-=-=-=-=-

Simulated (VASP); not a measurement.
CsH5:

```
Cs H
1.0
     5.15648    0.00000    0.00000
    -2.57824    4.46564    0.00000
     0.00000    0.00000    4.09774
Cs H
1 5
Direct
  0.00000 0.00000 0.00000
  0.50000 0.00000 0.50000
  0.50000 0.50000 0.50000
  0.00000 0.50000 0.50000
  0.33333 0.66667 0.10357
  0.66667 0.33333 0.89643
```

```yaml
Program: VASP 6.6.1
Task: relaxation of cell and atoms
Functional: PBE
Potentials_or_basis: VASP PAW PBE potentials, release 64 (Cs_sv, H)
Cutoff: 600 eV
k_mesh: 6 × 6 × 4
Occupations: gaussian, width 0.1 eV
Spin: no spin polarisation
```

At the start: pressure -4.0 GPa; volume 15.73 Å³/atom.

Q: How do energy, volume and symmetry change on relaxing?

-=-=-=-=-

Only the lines from the first line of the records through the line with "At the start: pressure" should be reproduced, exactly and with nothing added.

**PROBLEM SOLUTION**
Simulated (VASP); not a measurement.
CsH5:

```
Cs H
1.0
     5.15648    0.00000    0.00000
    -2.57824    4.46564    0.00000
     0.00000    0.00000    4.09774
Cs H
1 5
Direct
  0.00000 0.00000 0.00000
  0.50000 0.00000 0.50000
  0.50000 0.50000 0.50000
  0.00000 0.50000 0.50000
  0.33333 0.66667 0.10357
  0.66667 0.33333 0.89643
```

```yaml
Program: VASP 6.6.1
Task: relaxation of cell and atoms
Functional: PBE
Potentials_or_basis: VASP PAW PBE potentials, release 64 (Cs_sv, H)
Cutoff: 600 eV
k_mesh: 6 × 6 × 4
Occupations: gaussian, width 0.1 eV
Spin: no spin polarisation
```

At the start: pressure -4.0 GPa; volume 15.73 Å³/atom.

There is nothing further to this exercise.